RECORD EXCERPTS
──────

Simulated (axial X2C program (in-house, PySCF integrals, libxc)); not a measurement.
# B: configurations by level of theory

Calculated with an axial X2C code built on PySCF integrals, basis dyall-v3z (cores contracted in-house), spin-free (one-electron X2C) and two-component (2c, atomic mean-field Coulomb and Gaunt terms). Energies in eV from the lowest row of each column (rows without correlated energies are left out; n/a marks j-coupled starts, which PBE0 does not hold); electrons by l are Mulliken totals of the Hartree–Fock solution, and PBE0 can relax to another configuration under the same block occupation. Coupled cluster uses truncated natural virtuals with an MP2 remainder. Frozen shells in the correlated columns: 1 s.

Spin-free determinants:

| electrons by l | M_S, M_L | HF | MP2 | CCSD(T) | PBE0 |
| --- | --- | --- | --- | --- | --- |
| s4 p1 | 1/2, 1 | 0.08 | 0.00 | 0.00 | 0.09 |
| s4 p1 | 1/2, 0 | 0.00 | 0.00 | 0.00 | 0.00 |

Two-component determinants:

──────

Within the data above, the span starting at the line containing "# B: configurations by level of theory" and ending at the line containing "0.00 | 0.00 | 0.00 |" is to be retyped exactly, with no other lines.

# B: configurations by level of theory

Calculated with an axial X2C code built on PySCF integrals, basis dyall-v3z (cores contracted in-house), spin-free (one-electron X2C) and two-component (2c, atomic mean-field Coulomb and Gaunt terms). Energies in eV from the lowest row of each column (rows without correlated energies are left out; n/a marks j-coupled starts, which PBE0 does not hold); electrons by l are Mulliken totals of the Hartree–Fock solution, and PBE0 can relax to another configuration under the same block occupation. Coupled cluster uses truncated natural virtuals with an MP2 remainder. Frozen shells in the correlated columns: 1 s.

Spin-free determinants:

| electrons by l | M_S, M_L | HF | MP2 | CCSD(T) | PBE0 |
| --- | --- | --- | --- | --- | --- |
| s4 p1 | 1/2, 1 | 0.08 | 0.00 | 0.00 | 0.09 |
| s4 p1 | 1/2, 0 | 0.00 | 0.00 | 0.00 | 0.00 |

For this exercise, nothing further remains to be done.